● Work order
A full and exact copy of the listing that follows is needed.

● Data listing
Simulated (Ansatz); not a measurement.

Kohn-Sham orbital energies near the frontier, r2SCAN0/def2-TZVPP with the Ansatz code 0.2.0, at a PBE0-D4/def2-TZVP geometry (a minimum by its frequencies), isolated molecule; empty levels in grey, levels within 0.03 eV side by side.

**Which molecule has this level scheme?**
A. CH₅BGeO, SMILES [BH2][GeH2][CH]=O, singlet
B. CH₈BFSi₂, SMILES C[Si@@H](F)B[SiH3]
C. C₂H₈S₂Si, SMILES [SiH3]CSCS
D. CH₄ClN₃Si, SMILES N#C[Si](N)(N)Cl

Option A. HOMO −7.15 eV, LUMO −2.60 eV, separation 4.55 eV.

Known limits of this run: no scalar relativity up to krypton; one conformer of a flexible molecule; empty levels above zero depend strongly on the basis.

● Written answer
Simulated (Ansatz); not a measurement.

Kohn-Sham orbital energies near the frontier, r2SCAN0/def2-TZVPP with the Ansatz code 0.2.0, at a PBE0-D4/def2-TZVP geometry (a minimum by its frequencies), isolated molecule; empty levels in grey, levels within 0.03 eV side by side.

**Which molecule has this level scheme?**
A. CH₅BGeO, SMILES [BH2][GeH2][CH]=O, singlet
B. CH₈BFSi₂, SMILES C[Si@@H](F)B[SiH3]
C. C₂H₈S₂Si, SMILES [SiH3]CSCS
D. CH₄ClN₃Si, SMILES N#C[Si](N)(N)Cl

Option A. HOMO −7.15 eV, LUMO −2.60 eV, separation 4.55 eV.

Known limits of this run: no scalar relativity up to krypton; one conformer of a flexible molecule; empty levels above zero depend strongly on the basis.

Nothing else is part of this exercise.